Segment Open

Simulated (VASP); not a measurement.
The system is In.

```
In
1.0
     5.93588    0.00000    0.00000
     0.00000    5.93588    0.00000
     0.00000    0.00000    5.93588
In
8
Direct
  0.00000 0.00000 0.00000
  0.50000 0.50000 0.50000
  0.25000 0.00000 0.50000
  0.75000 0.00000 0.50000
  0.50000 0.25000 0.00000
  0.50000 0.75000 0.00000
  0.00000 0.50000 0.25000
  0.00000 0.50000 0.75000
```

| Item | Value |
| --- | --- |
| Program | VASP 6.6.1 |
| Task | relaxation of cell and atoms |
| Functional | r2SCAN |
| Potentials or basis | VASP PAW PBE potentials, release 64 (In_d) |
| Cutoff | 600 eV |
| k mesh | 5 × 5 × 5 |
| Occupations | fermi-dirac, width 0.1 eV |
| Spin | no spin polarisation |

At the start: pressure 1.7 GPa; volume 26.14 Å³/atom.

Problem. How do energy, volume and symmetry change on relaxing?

Segment Closed

#### ASSIGNED TASK
Your task is to print the whole listing again exactly.

#### TASK OUTPUT
Simulated (VASP); not a measurement.
The system is In.

```
In
1.0
     5.93588    0.00000    0.00000
     0.00000    5.93588    0.00000
     0.00000    0.00000    5.93588
In
8
Direct
  0.00000 0.00000 0.00000
  0.50000 0.50000 0.50000
  0.25000 0.00000 0.50000
  0.75000 0.00000 0.50000
  0.50000 0.25000 0.00000
  0.50000 0.75000 0.00000
  0.00000 0.50000 0.25000
  0.00000 0.50000 0.75000
```

| Item | Value |
| --- | --- |
| Program | VASP 6.6.1 |
| Task | relaxation of cell and atoms |
| Functional | r2SCAN |
| Potentials or basis | VASP PAW PBE potentials, release 64 (In_d) |
| Cutoff | 600 eV |
| k mesh | 5 × 5 × 5 |
| Occupations | fermi-dirac, width 0.1 eV |
| Spin | no spin polarisation |

At the start: pressure 1.7 GPa; volume 26.14 Å³/atom.

Problem. How do energy, volume and symmetry change on relaxing?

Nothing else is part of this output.